Take the data and return it in full. Change nothing.

------ DATA SHOWN ------

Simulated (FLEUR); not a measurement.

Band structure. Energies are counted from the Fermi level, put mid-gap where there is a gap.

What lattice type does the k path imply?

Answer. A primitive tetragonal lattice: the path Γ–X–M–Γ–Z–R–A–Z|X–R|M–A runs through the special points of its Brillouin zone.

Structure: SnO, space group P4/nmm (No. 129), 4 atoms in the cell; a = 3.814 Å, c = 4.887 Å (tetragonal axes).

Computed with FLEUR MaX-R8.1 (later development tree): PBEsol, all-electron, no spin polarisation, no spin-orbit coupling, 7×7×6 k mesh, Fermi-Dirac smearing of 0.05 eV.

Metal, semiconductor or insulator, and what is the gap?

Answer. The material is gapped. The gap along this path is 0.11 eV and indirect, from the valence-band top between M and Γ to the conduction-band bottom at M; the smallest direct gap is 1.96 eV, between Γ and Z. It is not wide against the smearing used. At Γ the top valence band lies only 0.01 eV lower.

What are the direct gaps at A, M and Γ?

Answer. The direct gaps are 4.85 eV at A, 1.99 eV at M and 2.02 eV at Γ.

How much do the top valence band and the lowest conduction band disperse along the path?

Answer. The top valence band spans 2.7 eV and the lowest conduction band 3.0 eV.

------

§ ANSWER SPACE:
Simulated (FLEUR); not a measurement.

Band structure. Energies are counted from the Fermi level, put mid-gap where there is a gap.

What lattice type does the k path imply?

Answer. A primitive tetragonal lattice: the path Γ–X–M–Γ–Z–R–A–Z|X–R|M–A runs through the special points of its Brillouin zone.

Structure: SnO, space group P4/nmm (No. 129), 4 atoms in the cell; a = 3.814 Å, c = 4.887 Å (tetragonal axes).

Computed with FLEUR MaX-R8.1 (later development tree): PBEsol, all-electron, no spin polarisation, no spin-orbit coupling, 7×7×6 k mesh, Fermi-Dirac smearing of 0.05 eV.

Metal, semiconductor or insulator, and what is the gap?

Answer. The material is gapped. The gap along this path is 0.11 eV and indirect, from the valence-band top between M and Γ to the conduction-band bottom at M; the smallest direct gap is 1.96 eV, between Γ and Z. It is not wide against the smearing used. At Γ the top valence band lies only 0.01 eV lower.

What are the direct gaps at A, M and Γ?

Answer. The direct gaps are 4.85 eV at A, 1.99 eV at M and 2.02 eV at Γ.

How much do the top valence band and the lowest conduction band disperse along the path?

Answer. The top valence band spans 2.7 eV and the lowest conduction band 3.0 eV.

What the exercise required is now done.